● Brief
Give back, exactly as written, the lines from the beginning of the listing through the one that contains "3.70 | 4.57 |".

● Supplied entries

—————

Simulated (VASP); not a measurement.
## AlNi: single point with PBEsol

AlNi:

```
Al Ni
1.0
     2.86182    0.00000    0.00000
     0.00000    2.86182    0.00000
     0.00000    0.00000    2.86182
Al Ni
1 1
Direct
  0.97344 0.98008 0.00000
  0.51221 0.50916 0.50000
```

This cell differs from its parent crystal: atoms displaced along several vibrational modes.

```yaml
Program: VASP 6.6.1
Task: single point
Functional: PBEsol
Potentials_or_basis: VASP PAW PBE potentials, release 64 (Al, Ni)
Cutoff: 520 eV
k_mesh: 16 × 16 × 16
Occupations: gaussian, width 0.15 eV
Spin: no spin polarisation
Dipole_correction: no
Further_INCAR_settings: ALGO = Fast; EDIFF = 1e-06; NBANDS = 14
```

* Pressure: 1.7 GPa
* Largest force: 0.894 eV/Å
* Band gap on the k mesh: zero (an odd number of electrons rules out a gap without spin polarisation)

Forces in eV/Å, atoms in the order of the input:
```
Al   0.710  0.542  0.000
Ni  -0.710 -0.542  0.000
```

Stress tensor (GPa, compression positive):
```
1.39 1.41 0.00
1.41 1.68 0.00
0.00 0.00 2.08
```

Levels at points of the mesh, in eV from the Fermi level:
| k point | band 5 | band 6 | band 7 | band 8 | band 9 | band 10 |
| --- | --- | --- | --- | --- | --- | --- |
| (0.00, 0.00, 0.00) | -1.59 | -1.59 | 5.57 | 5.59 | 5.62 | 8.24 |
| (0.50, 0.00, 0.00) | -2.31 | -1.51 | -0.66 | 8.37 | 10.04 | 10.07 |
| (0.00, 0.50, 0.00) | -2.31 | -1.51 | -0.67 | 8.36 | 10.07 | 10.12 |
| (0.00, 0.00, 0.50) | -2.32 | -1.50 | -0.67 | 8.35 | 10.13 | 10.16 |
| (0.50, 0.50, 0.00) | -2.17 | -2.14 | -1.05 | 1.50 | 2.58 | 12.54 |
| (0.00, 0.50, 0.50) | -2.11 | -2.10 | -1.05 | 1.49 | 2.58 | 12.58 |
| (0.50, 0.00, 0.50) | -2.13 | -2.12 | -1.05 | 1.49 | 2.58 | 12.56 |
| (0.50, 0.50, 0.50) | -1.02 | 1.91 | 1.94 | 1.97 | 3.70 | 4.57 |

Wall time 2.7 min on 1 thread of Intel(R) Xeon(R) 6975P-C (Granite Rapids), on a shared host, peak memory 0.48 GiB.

—————

● Written response
Simulated (VASP); not a measurement.
## AlNi: single point with PBEsol

AlNi:

```
Al Ni
1.0
     2.86182    0.00000    0.00000
     0.00000    2.86182    0.00000
     0.00000    0.00000    2.86182
Al Ni
1 1
Direct
  0.97344 0.98008 0.00000
  0.51221 0.50916 0.50000
```

This cell differs from its parent crystal: atoms displaced along several vibrational modes.

```yaml
Program: VASP 6.6.1
Task: single point
Functional: PBEsol
Potentials_or_basis: VASP PAW PBE potentials, release 64 (Al, Ni)
Cutoff: 520 eV
k_mesh: 16 × 16 × 16
Occupations: gaussian, width 0.15 eV
Spin: no spin polarisation
Dipole_correction: no
Further_INCAR_settings: ALGO = Fast; EDIFF = 1e-06; NBANDS = 14
```

* Pressure: 1.7 GPa
* Largest force: 0.894 eV/Å
* Band gap on the k mesh: zero (an odd number of electrons rules out a gap without spin polarisation)

Forces in eV/Å, atoms in the order of the input:
```
Al   0.710  0.542  0.000
Ni  -0.710 -0.542  0.000
```

Stress tensor (GPa, compression positive):
```
1.39 1.41 0.00
1.41 1.68 0.00
0.00 0.00 2.08
```

Levels at points of the mesh, in eV from the Fermi level:
| k point | band 5 | band 6 | band 7 | band 8 | band 9 | band 10 |
| --- | --- | --- | --- | --- | --- | --- |
| (0.00, 0.00, 0.00) | -1.59 | -1.59 | 5.57 | 5.59 | 5.62 | 8.24 |
| (0.50, 0.00, 0.00) | -2.31 | -1.51 | -0.66 | 8.37 | 10.04 | 10.07 |
| (0.00, 0.50, 0.00) | -2.31 | -1.51 | -0.67 | 8.36 | 10.07 | 10.12 |
| (0.00, 0.00, 0.50) | -2.32 | -1.50 | -0.67 | 8.35 | 10.13 | 10.16 |
| (0.50, 0.50, 0.00) | -2.17 | -2.14 | -1.05 | 1.50 | 2.58 | 12.54 |
| (0.00, 0.50, 0.50) | -2.11 | -2.10 | -1.05 | 1.49 | 2.58 | 12.58 |
| (0.50, 0.00, 0.50) | -2.13 | -2.12 | -1.05 | 1.49 | 2.58 | 12.56 |
| (0.50, 0.50, 0.50) | -1.02 | 1.91 | 1.94 | 1.97 | 3.70 | 4.57 |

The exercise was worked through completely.